**Work instruction:** Copy nothing from the entries below except the lines from the one containing "Aim: the single point of BaMn2Bi2 with PBE." through the one containing "the first run**", and copy those exactly.

**Input data:**
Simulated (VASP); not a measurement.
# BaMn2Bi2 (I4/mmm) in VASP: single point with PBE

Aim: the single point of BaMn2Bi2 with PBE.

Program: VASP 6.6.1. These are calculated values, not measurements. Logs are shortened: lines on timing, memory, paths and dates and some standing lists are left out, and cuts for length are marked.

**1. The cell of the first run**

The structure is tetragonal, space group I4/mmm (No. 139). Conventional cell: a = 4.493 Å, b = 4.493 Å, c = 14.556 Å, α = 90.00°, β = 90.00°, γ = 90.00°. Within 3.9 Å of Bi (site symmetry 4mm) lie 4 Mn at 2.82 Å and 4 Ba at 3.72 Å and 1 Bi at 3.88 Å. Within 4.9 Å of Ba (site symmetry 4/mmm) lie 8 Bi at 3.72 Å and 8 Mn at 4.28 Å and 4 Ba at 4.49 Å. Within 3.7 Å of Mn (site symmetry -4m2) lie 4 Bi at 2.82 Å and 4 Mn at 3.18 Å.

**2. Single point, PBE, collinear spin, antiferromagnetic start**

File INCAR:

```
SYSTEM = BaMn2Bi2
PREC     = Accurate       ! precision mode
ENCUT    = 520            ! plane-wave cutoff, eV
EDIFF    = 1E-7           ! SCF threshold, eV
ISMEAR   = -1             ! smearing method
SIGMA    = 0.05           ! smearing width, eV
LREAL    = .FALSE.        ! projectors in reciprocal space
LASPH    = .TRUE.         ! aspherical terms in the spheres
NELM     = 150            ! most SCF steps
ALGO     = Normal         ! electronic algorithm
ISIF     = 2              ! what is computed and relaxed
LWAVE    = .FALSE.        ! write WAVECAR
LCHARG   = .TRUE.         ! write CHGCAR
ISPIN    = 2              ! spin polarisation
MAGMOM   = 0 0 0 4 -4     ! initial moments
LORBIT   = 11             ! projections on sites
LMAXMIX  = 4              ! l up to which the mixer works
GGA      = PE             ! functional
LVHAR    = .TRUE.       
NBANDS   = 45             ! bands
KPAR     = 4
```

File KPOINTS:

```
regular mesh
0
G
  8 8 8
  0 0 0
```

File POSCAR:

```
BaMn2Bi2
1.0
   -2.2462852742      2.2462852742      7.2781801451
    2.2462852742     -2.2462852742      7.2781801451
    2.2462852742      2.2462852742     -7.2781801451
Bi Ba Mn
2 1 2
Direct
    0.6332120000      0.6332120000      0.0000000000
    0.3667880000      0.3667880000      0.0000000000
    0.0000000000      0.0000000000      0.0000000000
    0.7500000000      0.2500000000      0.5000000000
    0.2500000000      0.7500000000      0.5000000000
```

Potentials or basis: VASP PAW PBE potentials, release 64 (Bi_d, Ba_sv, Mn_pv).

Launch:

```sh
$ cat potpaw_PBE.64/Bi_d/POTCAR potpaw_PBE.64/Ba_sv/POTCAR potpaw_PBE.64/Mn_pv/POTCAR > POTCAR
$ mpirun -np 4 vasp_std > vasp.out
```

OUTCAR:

**Exercise answer:**
Aim: the single point of BaMn2Bi2 with PBE.

Program: VASP 6.6.1. These are calculated values, not measurements. Logs are shortened: lines on timing, memory, paths and dates and some standing lists are left out, and cuts for length are marked.

**1. The cell of the first run**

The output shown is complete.